--- MATERIAL SUPPLIED Enclosed Below ---
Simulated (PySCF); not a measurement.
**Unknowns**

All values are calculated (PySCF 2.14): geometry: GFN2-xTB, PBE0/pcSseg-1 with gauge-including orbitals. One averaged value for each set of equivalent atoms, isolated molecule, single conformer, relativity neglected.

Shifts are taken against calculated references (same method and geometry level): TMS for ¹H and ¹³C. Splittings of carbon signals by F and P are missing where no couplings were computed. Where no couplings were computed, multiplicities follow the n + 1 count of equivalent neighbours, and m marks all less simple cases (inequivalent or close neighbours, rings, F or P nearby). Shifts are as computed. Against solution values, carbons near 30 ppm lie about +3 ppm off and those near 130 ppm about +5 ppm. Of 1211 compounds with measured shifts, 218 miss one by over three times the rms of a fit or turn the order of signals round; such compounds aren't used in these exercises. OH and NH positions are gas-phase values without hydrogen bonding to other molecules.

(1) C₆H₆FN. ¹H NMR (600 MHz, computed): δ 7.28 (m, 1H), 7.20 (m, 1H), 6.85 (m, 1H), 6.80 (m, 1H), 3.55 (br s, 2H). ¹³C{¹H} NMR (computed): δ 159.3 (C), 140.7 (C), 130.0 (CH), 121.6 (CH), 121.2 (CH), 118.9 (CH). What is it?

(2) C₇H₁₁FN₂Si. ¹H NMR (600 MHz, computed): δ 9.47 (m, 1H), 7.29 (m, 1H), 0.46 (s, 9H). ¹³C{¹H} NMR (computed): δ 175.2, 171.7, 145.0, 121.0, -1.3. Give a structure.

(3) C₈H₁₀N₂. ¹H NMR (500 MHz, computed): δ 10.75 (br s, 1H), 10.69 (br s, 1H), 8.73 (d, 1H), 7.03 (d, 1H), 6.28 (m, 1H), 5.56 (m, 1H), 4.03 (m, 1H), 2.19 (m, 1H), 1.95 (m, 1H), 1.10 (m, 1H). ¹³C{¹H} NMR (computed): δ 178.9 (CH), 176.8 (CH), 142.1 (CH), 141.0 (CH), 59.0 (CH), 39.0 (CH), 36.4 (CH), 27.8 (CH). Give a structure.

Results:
--- End of Enclosed MATERIAL SUPPLIED ---

__WORK ORDER__. Could you set down, word for word, only the lines above from the line with "(1) C₆H₆FN. ¹H" to the line with "(2) C₇H₁₁FN₂Si. ¹H", including both?

__WRITTEN RESPONSE__.
(1) C₆H₆FN. ¹H NMR (600 MHz, computed): δ 7.28 (m, 1H), 7.20 (m, 1H), 6.85 (m, 1H), 6.80 (m, 1H), 3.55 (br s, 2H). ¹³C{¹H} NMR (computed): δ 159.3 (C), 140.7 (C), 130.0 (CH), 121.6 (CH), 121.2 (CH), 118.9 (CH). What is it?

(2) C₇H₁₁FN₂Si. ¹H NMR (600 MHz, computed): δ 9.47 (m, 1H), 7.29 (m, 1H), 0.46 (s, 9H). ¹³C{¹H} NMR (computed): δ 175.2, 171.7, 145.0, 121.0, -1.3. Give a structure.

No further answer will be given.